- **Task item**
Word for word, retype the entire listing.

[Opening Extracted data section]
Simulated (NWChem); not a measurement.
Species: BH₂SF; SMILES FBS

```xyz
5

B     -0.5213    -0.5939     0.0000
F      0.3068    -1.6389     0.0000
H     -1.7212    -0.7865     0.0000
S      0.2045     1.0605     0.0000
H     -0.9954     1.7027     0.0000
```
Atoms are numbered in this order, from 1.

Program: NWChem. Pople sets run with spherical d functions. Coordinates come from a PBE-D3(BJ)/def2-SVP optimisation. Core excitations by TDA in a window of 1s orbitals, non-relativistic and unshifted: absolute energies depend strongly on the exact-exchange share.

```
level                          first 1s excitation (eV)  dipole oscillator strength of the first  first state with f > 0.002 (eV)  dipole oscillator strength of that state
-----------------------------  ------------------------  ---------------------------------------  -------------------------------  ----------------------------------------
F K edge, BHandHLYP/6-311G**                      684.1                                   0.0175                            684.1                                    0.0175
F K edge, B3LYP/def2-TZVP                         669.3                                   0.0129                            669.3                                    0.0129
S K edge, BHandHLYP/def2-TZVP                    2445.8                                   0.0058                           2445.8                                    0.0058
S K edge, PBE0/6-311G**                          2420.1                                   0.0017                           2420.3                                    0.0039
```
[Closing Extracted data section]

- **Task response**
Simulated (NWChem); not a measurement.
Species: BH₂SF; SMILES FBS

```xyz
5

B     -0.5213    -0.5939     0.0000
F      0.3068    -1.6389     0.0000
H     -1.7212    -0.7865     0.0000
S      0.2045     1.0605     0.0000
H     -0.9954     1.7027     0.0000
```
Atoms are numbered in this order, from 1.

Program: NWChem. Pople sets run with spherical d functions. Coordinates come from a PBE-D3(BJ)/def2-SVP optimisation. Core excitations by TDA in a window of 1s orbitals, non-relativistic and unshifted: absolute energies depend strongly on the exact-exchange share.

```
level                          first 1s excitation (eV)  dipole oscillator strength of the first  first state with f > 0.002 (eV)  dipole oscillator strength of that state
-----------------------------  ------------------------  ---------------------------------------  -------------------------------  ----------------------------------------
F K edge, BHandHLYP/6-311G**                      684.1                                   0.0175                            684.1                                    0.0175
F K edge, B3LYP/def2-TZVP                         669.3                                   0.0129                            669.3                                    0.0129
S K edge, BHandHLYP/def2-TZVP                    2445.8                                   0.0058                           2445.8                                    0.0058
S K edge, PBE0/6-311G**                          2420.1                                   0.0017                           2420.3                                    0.0039
```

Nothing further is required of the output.